▶ Entries supplied:
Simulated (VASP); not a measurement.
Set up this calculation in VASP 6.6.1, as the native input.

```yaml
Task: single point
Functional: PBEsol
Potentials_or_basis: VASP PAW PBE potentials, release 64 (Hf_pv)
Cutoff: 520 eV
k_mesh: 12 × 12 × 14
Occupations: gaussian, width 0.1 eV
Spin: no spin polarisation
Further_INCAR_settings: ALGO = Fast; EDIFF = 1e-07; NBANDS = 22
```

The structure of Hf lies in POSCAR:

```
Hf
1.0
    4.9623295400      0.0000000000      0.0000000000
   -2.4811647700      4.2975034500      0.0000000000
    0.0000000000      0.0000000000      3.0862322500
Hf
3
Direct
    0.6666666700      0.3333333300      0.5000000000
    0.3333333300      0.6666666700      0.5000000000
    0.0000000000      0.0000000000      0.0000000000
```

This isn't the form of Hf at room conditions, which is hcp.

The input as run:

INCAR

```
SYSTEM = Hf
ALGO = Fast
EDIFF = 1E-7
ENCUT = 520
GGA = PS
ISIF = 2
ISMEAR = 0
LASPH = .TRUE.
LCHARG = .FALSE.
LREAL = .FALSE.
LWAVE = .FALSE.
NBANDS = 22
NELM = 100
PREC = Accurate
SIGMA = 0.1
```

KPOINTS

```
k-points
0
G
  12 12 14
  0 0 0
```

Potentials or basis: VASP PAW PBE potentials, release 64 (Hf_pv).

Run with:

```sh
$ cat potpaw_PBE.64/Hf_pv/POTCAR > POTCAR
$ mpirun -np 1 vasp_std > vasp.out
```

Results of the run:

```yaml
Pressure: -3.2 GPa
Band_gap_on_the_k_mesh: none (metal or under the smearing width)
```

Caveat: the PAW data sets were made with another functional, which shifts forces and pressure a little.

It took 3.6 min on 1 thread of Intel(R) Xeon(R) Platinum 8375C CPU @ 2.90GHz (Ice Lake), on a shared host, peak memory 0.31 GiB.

▶ Work order: Your output must be the lines of the material above, from the first through the line that contains "Caveat: the PAW", copied exactly. Include both endpoints and nothing else.

▶ Written solution:
Simulated (VASP); not a measurement.
Set up this calculation in VASP 6.6.1, as the native input.

```yaml
Task: single point
Functional: PBEsol
Potentials_or_basis: VASP PAW PBE potentials, release 64 (Hf_pv)
Cutoff: 520 eV
k_mesh: 12 × 12 × 14
Occupations: gaussian, width 0.1 eV
Spin: no spin polarisation
Further_INCAR_settings: ALGO = Fast; EDIFF = 1e-07; NBANDS = 22
```

The structure of Hf lies in POSCAR:

```
Hf
1.0
    4.9623295400      0.0000000000      0.0000000000
   -2.4811647700      4.2975034500      0.0000000000
    0.0000000000      0.0000000000      3.0862322500
Hf
3
Direct
    0.6666666700      0.3333333300      0.5000000000
    0.3333333300      0.6666666700      0.5000000000
    0.0000000000      0.0000000000      0.0000000000
```

This isn't the form of Hf at room conditions, which is hcp.

The input as run:

INCAR

```
SYSTEM = Hf
ALGO = Fast
EDIFF = 1E-7
ENCUT = 520
GGA = PS
ISIF = 2
ISMEAR = 0
LASPH = .TRUE.
LCHARG = .FALSE.
LREAL = .FALSE.
LWAVE = .FALSE.
NBANDS = 22
NELM = 100
PREC = Accurate
SIGMA = 0.1
```

KPOINTS

```
k-points
0
G
  12 12 14
  0 0 0
```

Potentials or basis: VASP PAW PBE potentials, release 64 (Hf_pv).

Run with:

```sh
$ cat potpaw_PBE.64/Hf_pv/POTCAR > POTCAR
$ mpirun -np 1 vasp_std > vasp.out
```

Results of the run:

```yaml
Pressure: -3.2 GPa
Band_gap_on_the_k_mesh: none (metal or under the smearing width)
```

Caveat: the PAW data sets were made with another functional, which shifts forces and pressure a little.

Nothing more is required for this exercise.